* ASSIGNMENT
Begin at the first line of the records below and, please, give each line again exactly until the line with "Counting electrons, aluminium" is included.

┌──
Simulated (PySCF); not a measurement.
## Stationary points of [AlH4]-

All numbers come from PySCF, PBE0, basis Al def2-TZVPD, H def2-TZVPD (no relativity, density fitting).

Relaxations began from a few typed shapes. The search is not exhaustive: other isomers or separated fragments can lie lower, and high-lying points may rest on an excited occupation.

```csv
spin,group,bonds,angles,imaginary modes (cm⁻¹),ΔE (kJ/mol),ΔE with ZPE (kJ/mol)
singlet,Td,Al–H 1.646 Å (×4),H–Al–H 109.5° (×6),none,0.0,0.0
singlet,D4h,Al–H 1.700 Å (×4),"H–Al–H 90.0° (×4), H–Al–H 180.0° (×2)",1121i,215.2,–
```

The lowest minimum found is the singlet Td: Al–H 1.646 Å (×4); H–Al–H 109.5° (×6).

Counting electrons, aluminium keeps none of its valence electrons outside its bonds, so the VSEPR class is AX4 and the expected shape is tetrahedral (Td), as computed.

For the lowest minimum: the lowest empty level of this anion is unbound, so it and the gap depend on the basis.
└──

* EXERCISE RESPONSE
Simulated (PySCF); not a measurement.
## Stationary points of [AlH4]-

All numbers come from PySCF, PBE0, basis Al def2-TZVPD, H def2-TZVPD (no relativity, density fitting).

Relaxations began from a few typed shapes. The search is not exhaustive: other isomers or separated fragments can lie lower, and high-lying points may rest on an excited occupation.

```csv
spin,group,bonds,angles,imaginary modes (cm⁻¹),ΔE (kJ/mol),ΔE with ZPE (kJ/mol)
singlet,Td,Al–H 1.646 Å (×4),H–Al–H 109.5° (×6),none,0.0,0.0
singlet,D4h,Al–H 1.700 Å (×4),"H–Al–H 90.0° (×4), H–Al–H 180.0° (×2)",1121i,215.2,–
```

The lowest minimum found is the singlet Td: Al–H 1.646 Å (×4); H–Al–H 109.5° (×6).

Counting electrons, aluminium keeps none of its valence electrons outside its bonds, so the VSEPR class is AX4 and the expected shape is tetrahedral (Td), as computed.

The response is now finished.